Given records -
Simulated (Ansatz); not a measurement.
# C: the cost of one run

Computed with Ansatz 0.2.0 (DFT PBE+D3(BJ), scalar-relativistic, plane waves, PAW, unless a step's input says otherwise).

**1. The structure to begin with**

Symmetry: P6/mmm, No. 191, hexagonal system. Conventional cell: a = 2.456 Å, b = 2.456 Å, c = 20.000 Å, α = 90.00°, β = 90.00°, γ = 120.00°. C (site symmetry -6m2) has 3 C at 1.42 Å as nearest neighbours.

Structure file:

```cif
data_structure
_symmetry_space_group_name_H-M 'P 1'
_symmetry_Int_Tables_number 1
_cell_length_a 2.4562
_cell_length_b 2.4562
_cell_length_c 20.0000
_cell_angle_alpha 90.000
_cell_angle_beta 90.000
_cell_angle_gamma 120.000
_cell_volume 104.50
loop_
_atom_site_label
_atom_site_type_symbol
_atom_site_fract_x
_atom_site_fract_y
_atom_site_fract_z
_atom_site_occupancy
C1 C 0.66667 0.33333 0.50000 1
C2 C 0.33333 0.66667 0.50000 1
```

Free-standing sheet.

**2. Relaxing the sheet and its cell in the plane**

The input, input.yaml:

Required action - Please transcribe exactly the lines above from the line that has "Free-standing sheet." up to and including the line that has "in the plane**"; no other line belongs in the answer.

Answer area -
Free-standing sheet.

**2. Relaxing the sheet and its cell in the plane**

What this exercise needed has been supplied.